Task item> Reproduce each line from the first in the data through the line that contains "2 molecules with" exactly; give nothing else.

Data for analysis>
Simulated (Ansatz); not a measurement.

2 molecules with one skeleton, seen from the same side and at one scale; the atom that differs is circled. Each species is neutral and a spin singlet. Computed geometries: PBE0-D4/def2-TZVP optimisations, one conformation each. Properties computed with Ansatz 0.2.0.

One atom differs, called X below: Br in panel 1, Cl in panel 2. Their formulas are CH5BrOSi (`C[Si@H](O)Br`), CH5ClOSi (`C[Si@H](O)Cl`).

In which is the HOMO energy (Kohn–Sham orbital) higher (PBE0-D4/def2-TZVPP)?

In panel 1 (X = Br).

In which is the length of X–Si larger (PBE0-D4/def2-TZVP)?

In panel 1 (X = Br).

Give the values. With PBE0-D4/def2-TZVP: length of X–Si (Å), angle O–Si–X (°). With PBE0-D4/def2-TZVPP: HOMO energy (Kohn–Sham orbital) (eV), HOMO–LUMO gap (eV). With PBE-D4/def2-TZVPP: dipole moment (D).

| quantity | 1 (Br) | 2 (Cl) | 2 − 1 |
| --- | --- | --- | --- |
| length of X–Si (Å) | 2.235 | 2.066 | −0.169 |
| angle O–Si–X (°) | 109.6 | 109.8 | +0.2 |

Task solution>
Simulated (Ansatz); not a measurement.

2 molecules with one skeleton, seen from the same side and at one scale; the atom that differs is circled. Each species is neutral and a spin singlet. Computed geometries: PBE0-D4/def2-TZVP optimisations, one conformation each. Properties computed with Ansatz 0.2.0.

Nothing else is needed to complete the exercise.